**Assigned task**.
Until the line containing "Part 1: Relaxation" has been reproduced, keep reproducing each line of the material below exactly, starting with the first.

**Listed records**.
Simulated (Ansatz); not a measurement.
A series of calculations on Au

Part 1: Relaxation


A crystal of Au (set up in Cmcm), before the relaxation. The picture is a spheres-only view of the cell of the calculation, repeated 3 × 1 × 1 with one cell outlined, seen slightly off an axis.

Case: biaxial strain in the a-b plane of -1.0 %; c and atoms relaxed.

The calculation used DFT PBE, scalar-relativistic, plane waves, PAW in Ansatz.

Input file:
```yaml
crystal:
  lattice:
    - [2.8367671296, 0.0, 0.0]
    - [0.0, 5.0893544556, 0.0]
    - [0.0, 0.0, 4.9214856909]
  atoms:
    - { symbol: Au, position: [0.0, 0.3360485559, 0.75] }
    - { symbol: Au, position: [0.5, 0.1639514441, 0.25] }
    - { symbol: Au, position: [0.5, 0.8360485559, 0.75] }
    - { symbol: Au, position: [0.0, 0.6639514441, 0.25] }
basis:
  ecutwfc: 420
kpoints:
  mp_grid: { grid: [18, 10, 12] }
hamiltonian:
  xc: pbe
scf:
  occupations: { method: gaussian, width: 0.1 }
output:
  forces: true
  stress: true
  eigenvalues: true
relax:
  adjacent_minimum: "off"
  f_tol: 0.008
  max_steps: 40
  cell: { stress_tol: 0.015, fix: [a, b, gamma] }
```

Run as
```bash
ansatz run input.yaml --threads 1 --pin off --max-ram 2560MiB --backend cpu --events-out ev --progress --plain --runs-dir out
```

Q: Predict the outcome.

**Written reply**.
Simulated (Ansatz); not a measurement.
A series of calculations on Au

Part 1: Relaxation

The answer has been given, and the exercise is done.